From the listing below, set down exactly the lines between the one holding "Reference: closed-shell Fe⁸⁺, [Ar];" and the one holding "In EOM-CCSD the", inclusive. No other line is wanted.

#####
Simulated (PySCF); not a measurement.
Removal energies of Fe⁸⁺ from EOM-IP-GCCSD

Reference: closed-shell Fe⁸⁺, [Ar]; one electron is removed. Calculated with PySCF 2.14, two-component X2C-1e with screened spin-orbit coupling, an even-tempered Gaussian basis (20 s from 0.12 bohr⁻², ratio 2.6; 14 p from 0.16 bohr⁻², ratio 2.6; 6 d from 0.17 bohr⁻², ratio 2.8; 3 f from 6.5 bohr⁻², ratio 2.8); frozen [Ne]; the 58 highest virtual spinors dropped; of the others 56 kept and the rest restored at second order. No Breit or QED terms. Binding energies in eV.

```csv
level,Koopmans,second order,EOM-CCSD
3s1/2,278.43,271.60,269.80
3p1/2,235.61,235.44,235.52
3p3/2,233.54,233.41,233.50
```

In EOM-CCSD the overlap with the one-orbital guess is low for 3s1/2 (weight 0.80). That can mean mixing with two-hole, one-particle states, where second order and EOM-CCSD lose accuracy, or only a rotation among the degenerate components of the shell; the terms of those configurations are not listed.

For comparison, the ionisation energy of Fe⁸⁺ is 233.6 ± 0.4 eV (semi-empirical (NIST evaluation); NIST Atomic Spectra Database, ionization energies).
#####

*YOUR SOLUTION:*
Reference: closed-shell Fe⁸⁺, [Ar]; one electron is removed. Calculated with PySCF 2.14, two-component X2C-1e with screened spin-orbit coupling, an even-tempered Gaussian basis (20 s from 0.12 bohr⁻², ratio 2.6; 14 p from 0.16 bohr⁻², ratio 2.6; 6 d from 0.17 bohr⁻², ratio 2.8; 3 f from 6.5 bohr⁻², ratio 2.8); frozen [Ne]; the 58 highest virtual spinors dropped; of the others 56 kept and the rest restored at second order. No Breit or QED terms. Binding energies in eV.

```csv
level,Koopmans,second order,EOM-CCSD
3s1/2,278.43,271.60,269.80
3p1/2,235.61,235.44,235.52
3p3/2,233.54,233.41,233.50
```

In EOM-CCSD the overlap with the one-orbital guess is low for 3s1/2 (weight 0.80). That can mean mixing with two-hole, one-particle states, where second order and EOM-CCSD lose accuracy, or only a rotation among the degenerate components of the shell; the terms of those configurations are not listed.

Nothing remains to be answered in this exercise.